WORK TASK =>
Print exactly what the entries say, line by line, from the first line down to the one with "Relaxed with PBE.", inclusive.

┄┄┄┄┄┄┄┄┄┄┄┄┄┄┄┄┄┄┄┄
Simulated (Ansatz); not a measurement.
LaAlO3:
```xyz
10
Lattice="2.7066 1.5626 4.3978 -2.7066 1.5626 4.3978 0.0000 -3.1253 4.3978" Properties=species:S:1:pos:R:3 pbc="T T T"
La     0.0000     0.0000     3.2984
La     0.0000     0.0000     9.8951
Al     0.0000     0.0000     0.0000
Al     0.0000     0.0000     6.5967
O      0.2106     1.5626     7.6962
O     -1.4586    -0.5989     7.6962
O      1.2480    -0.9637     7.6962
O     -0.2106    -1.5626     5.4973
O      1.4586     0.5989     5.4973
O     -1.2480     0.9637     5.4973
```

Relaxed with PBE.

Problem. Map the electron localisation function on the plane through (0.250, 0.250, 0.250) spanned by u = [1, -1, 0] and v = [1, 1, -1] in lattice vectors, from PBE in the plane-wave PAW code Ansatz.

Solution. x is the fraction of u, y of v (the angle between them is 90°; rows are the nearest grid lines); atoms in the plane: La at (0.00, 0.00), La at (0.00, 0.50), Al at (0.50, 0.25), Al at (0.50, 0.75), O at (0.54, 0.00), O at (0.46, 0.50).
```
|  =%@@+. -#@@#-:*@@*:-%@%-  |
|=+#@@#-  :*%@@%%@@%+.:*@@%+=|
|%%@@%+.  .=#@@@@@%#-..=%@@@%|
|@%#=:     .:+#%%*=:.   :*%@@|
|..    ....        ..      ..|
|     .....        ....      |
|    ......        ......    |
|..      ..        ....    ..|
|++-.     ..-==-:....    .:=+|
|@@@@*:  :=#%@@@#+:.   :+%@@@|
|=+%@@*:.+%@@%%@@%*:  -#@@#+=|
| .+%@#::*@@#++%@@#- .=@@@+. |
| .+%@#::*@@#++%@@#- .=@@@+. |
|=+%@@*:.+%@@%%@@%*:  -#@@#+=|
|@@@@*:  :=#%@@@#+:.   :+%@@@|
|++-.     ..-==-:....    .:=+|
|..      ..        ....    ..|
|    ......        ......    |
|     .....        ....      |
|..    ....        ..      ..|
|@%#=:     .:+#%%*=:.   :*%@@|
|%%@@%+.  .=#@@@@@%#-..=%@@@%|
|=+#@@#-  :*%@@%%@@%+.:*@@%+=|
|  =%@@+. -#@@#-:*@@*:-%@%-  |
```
┄┄┄┄┄┄┄┄┄┄┄┄┄┄┄┄┄┄┄┄

TASK RESPONSE =>
Simulated (Ansatz); not a measurement.
LaAlO3:
```xyz
10
Lattice="2.7066 1.5626 4.3978 -2.7066 1.5626 4.3978 0.0000 -3.1253 4.3978" Properties=species:S:1:pos:R:3 pbc="T T T"
La     0.0000     0.0000     3.2984
La     0.0000     0.0000     9.8951
Al     0.0000     0.0000     0.0000
Al     0.0000     0.0000     6.5967
O      0.2106     1.5626     7.6962
O     -1.4586    -0.5989     7.6962
O      1.2480    -0.9637     7.6962
O     -0.2106    -1.5626     5.4973
O      1.4586     0.5989     5.4973
O     -1.2480     0.9637     5.4973
```

Relaxed with PBE.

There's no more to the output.